*BRIEF*
Please return all of the material exactly, with no line missing.

*DATA EXCERPTS*
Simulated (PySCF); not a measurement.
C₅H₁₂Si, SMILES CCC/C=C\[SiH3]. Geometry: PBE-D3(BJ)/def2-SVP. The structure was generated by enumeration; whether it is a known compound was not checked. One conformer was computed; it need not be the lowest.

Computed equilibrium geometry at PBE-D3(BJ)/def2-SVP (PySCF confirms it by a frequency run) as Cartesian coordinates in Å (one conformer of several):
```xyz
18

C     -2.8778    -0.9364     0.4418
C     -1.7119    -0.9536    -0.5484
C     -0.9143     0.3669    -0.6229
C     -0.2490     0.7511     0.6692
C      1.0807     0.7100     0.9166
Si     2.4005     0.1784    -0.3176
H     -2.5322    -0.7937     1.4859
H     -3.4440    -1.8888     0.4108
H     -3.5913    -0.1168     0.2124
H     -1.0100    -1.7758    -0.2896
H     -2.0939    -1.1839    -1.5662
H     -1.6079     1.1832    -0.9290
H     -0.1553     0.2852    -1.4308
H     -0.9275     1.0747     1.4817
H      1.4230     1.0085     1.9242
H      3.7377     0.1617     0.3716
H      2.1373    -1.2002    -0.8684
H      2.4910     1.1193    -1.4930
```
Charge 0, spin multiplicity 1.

*ANSWER SECTION*
Simulated (PySCF); not a measurement.
C₅H₁₂Si, SMILES CCC/C=C\[SiH3]. Geometry: PBE-D3(BJ)/def2-SVP. The structure was generated by enumeration; whether it is a known compound was not checked. One conformer was computed; it need not be the lowest.

Computed equilibrium geometry at PBE-D3(BJ)/def2-SVP (PySCF confirms it by a frequency run) as Cartesian coordinates in Å (one conformer of several):
```xyz
18

C     -2.8778    -0.9364     0.4418
C     -1.7119    -0.9536    -0.5484
C     -0.9143     0.3669    -0.6229
C     -0.2490     0.7511     0.6692
C      1.0807     0.7100     0.9166
Si     2.4005     0.1784    -0.3176
H     -2.5322    -0.7937     1.4859
H     -3.4440    -1.8888     0.4108
H     -3.5913    -0.1168     0.2124
H     -1.0100    -1.7758    -0.2896
H     -2.0939    -1.1839    -1.5662
H     -1.6079     1.1832    -0.9290
H     -0.1553     0.2852    -1.4308
H     -0.9275     1.0747     1.4817
H      1.4230     1.0085     1.9242
H      3.7377     0.1617     0.3716
H      2.1373    -1.2002    -0.8684
H      2.4910     1.1193    -1.4930
```
Charge 0, spin multiplicity 1.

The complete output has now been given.